*** Dataset extract ***

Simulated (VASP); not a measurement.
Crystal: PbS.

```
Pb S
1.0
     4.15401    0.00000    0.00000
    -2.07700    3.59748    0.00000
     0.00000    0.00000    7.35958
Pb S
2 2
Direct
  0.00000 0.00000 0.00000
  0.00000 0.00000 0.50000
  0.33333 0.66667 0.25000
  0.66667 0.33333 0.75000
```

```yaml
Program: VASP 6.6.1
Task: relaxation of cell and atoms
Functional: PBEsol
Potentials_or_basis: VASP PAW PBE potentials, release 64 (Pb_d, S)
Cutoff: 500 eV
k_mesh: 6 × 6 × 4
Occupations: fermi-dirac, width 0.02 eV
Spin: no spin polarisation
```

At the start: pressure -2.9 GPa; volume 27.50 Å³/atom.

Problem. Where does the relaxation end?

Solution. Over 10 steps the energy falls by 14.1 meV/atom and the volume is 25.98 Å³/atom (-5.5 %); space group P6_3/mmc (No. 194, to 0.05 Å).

***

**Requirement**. With nothing left out, transcribe the records above exactly.

**Answer section**.
Simulated (VASP); not a measurement.
Crystal: PbS.

```
Pb S
1.0
     4.15401    0.00000    0.00000
    -2.07700    3.59748    0.00000
     0.00000    0.00000    7.35958
Pb S
2 2
Direct
  0.00000 0.00000 0.00000
  0.00000 0.00000 0.50000
  0.33333 0.66667 0.25000
  0.66667 0.33333 0.75000
```

```yaml
Program: VASP 6.6.1
Task: relaxation of cell and atoms
Functional: PBEsol
Potentials_or_basis: VASP PAW PBE potentials, release 64 (Pb_d, S)
Cutoff: 500 eV
k_mesh: 6 × 6 × 4
Occupations: fermi-dirac, width 0.02 eV
Spin: no spin polarisation
```

At the start: pressure -2.9 GPa; volume 27.50 Å³/atom.

Problem. Where does the relaxation end?

Solution. Over 10 steps the energy falls by 14.1 meV/atom and the volume is 25.98 Å³/atom (-5.5 %); space group P6_3/mmc (No. 194, to 0.05 Å).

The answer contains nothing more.